■ ■ ■
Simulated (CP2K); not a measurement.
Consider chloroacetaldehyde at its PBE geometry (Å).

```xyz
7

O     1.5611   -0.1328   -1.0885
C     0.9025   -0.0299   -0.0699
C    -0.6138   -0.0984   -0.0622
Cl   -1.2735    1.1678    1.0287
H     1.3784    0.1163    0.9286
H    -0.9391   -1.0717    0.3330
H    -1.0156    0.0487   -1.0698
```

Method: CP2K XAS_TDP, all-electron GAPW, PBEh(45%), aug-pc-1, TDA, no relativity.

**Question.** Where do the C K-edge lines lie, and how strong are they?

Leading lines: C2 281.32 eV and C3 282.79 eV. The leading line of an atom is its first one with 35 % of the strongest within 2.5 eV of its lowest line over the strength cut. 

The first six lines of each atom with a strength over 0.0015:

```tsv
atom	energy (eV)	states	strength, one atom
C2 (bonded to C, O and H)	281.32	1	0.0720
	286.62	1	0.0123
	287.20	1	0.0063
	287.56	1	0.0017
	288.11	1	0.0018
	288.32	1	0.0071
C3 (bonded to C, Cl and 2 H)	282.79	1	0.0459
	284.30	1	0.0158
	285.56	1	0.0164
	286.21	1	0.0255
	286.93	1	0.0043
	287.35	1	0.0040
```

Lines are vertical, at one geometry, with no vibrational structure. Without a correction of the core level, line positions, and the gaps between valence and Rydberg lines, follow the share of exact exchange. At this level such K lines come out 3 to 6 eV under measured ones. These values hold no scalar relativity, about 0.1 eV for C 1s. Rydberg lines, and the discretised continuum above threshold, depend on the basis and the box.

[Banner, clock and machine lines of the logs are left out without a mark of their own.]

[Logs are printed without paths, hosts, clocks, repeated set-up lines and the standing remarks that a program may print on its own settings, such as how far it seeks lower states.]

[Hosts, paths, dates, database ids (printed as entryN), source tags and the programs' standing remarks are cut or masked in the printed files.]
■ ■ ■

[EXERCISE] If a line comes after the one with "strong are they?", leave it out; reproduce exactly every line of the material from the first up to and including that one.

[TASK ANSWER]
Simulated (CP2K); not a measurement.
Consider chloroacetaldehyde at its PBE geometry (Å).

```xyz
7

O     1.5611   -0.1328   -1.0885
C     0.9025   -0.0299   -0.0699
C    -0.6138   -0.0984   -0.0622
Cl   -1.2735    1.1678    1.0287
H     1.3784    0.1163    0.9286
H    -0.9391   -1.0717    0.3330
H    -1.0156    0.0487   -1.0698
```

Method: CP2K XAS_TDP, all-electron GAPW, PBEh(45%), aug-pc-1, TDA, no relativity.

**Question.** Where do the C K-edge lines lie, and how strong are they?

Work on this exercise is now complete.